DATA EXCERPTS.
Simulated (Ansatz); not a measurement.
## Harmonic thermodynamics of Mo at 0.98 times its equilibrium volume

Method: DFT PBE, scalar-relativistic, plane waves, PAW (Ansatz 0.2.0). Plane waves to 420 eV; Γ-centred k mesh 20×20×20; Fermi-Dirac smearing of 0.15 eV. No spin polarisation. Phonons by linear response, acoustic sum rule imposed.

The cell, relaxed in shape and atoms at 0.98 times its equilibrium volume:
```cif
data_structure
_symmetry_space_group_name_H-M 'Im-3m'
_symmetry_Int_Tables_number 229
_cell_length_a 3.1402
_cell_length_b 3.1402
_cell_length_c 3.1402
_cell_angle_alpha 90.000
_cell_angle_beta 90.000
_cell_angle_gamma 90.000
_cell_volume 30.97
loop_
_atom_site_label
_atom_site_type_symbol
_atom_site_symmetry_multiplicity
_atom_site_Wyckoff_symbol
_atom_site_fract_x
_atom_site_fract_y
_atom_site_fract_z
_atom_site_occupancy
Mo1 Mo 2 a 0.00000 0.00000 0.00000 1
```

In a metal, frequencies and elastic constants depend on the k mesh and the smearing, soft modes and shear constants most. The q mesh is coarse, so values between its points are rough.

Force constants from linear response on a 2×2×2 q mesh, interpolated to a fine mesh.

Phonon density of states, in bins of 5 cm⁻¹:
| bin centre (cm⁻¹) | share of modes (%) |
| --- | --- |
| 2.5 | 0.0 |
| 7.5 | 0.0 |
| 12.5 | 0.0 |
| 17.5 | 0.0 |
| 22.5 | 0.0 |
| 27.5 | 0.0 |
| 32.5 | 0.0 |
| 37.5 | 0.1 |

WORK ITEM.
Please copy, without any change, the lines of the material from the first through the one containing "Phonon density of". Write nothing else.

YOUR RESPONSE.
Simulated (Ansatz); not a measurement.
## Harmonic thermodynamics of Mo at 0.98 times its equilibrium volume

Method: DFT PBE, scalar-relativistic, plane waves, PAW (Ansatz 0.2.0). Plane waves to 420 eV; Γ-centred k mesh 20×20×20; Fermi-Dirac smearing of 0.15 eV. No spin polarisation. Phonons by linear response, acoustic sum rule imposed.

The cell, relaxed in shape and atoms at 0.98 times its equilibrium volume:
```cif
data_structure
_symmetry_space_group_name_H-M 'Im-3m'
_symmetry_Int_Tables_number 229
_cell_length_a 3.1402
_cell_length_b 3.1402
_cell_length_c 3.1402
_cell_angle_alpha 90.000
_cell_angle_beta 90.000
_cell_angle_gamma 90.000
_cell_volume 30.97
loop_
_atom_site_label
_atom_site_type_symbol
_atom_site_symmetry_multiplicity
_atom_site_Wyckoff_symbol
_atom_site_fract_x
_atom_site_fract_y
_atom_site_fract_z
_atom_site_occupancy
Mo1 Mo 2 a 0.00000 0.00000 0.00000 1
```

In a metal, frequencies and elastic constants depend on the k mesh and the smearing, soft modes and shear constants most. The q mesh is coarse, so values between its points are rough.

Force constants from linear response on a 2×2×2 q mesh, interpolated to a fine mesh.

Phonon density of states, in bins of 5 cm⁻¹:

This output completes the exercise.